### SUPPLIED INFORMATION

+++

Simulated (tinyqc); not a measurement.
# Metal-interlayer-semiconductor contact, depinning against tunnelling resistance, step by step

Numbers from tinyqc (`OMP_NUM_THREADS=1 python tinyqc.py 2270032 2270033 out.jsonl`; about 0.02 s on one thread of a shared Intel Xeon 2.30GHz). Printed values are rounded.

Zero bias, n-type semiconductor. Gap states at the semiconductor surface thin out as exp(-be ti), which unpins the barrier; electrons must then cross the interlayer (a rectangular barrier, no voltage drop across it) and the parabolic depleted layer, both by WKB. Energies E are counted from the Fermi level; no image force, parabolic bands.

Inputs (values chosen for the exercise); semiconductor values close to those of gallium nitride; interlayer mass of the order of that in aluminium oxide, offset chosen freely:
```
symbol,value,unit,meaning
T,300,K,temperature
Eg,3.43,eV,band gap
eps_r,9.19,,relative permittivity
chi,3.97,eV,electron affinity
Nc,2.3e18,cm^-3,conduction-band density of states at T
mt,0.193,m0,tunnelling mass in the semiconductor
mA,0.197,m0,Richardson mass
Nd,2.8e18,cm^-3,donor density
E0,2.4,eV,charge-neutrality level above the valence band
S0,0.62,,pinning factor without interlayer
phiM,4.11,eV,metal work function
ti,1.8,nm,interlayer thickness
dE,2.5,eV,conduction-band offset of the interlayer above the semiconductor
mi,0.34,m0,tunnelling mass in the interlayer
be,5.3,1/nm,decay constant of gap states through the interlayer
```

+++

Beginning at the line above with "# Metal-interlayer-semiconductor contact, depinning" and finishing at the line with "Numbers from tinyqc", return each line exactly and return nothing else.

# Metal-interlayer-semiconductor contact, depinning against tunnelling resistance, step by step

Numbers from tinyqc (`OMP_NUM_THREADS=1 python tinyqc.py 2270032 2270033 out.jsonl`; about 0.02 s on one thread of a shared Intel Xeon 2.30GHz). Printed values are rounded.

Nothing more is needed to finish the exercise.